WORK TASK →
Reproduce each line from the first in the data through the line that contains "Isomers of C7H9N." exactly; give nothing else.

EXERCISE DATA →
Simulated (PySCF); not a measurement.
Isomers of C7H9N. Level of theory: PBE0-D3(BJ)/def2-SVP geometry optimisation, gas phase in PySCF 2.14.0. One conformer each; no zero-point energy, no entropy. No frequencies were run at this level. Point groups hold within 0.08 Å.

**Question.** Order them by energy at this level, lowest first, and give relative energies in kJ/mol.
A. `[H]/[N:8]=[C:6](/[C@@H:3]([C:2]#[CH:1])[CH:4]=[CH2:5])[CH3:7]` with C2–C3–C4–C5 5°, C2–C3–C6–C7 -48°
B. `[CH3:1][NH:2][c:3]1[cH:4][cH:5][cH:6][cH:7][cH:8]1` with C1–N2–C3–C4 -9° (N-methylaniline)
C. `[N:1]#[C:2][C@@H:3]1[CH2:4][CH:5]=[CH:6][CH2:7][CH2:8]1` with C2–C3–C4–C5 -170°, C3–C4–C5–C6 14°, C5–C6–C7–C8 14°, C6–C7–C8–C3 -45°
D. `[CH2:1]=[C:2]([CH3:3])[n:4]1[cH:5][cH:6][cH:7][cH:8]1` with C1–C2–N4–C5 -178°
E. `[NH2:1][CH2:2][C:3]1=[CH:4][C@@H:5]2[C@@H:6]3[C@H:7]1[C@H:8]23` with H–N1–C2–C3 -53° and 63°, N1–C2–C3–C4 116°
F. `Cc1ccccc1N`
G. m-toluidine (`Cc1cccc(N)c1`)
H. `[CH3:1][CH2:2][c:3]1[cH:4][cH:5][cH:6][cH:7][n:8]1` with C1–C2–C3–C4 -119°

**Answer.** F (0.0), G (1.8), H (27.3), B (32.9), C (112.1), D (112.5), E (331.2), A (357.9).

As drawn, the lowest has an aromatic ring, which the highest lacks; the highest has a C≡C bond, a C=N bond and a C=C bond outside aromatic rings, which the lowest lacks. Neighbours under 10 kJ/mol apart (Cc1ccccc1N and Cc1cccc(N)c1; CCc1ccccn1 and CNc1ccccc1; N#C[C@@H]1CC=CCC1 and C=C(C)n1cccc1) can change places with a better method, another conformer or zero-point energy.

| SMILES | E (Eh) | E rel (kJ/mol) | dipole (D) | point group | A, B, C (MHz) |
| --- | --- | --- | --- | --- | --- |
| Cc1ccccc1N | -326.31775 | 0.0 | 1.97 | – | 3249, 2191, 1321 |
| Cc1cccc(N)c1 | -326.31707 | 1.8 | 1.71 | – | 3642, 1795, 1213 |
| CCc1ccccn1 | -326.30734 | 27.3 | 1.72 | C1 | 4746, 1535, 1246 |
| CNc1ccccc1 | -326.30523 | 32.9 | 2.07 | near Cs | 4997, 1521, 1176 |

EXERCISE ANSWER →
Simulated (PySCF); not a measurement.
Isomers of C7H9N. Level of theory: PBE0-D3(BJ)/def2-SVP geometry optimisation, gas phase in PySCF 2.14.0. One conformer each; no zero-point energy, no entropy. No frequencies were run at this level. Point groups hold within 0.08 Å.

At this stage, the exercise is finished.